--- START ---

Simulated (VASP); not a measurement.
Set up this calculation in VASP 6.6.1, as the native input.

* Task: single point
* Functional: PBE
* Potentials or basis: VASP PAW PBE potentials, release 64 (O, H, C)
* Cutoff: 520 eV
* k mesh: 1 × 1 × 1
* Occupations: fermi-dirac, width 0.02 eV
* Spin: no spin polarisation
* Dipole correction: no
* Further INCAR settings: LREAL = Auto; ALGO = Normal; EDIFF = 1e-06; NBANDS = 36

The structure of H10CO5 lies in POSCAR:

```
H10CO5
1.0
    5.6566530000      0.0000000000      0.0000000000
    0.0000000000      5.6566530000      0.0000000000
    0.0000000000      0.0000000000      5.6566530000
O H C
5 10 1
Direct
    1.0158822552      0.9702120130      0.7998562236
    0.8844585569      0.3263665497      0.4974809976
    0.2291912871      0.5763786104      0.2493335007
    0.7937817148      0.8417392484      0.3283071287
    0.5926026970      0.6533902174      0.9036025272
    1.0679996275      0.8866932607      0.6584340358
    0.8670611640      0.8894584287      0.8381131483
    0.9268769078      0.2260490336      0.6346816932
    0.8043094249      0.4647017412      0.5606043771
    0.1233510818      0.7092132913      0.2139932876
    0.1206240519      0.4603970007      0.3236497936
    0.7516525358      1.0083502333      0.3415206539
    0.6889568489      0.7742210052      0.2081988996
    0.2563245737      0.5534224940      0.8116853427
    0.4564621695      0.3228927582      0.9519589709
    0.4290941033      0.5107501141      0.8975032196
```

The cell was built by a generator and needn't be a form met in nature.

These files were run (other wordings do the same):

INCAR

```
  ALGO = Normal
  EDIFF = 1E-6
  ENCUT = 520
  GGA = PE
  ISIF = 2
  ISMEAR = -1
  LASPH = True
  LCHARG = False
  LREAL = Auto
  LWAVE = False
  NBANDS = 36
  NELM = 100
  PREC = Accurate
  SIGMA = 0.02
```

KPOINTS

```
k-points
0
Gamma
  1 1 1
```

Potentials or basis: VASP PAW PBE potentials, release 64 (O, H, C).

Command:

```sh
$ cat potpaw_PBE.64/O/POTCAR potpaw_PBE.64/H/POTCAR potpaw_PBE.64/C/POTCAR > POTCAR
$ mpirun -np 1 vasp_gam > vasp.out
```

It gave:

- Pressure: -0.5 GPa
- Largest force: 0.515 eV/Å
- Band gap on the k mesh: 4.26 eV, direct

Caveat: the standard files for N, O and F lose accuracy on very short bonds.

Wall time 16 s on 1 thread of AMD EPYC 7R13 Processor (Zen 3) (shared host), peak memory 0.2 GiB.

--- END ---

- [Work order]:
Quote verbatim the opening lines of the listing above, ending with the line where "width 0.02 eV" appears; include both endpoints and nothing more.

- [Written answer]:
Simulated (VASP); not a measurement.
Set up this calculation in VASP 6.6.1, as the native input.

* Task: single point
* Functional: PBE
* Potentials or basis: VASP PAW PBE potentials, release 64 (O, H, C)
* Cutoff: 520 eV
* k mesh: 1 × 1 × 1
* Occupations: fermi-dirac, width 0.02 eV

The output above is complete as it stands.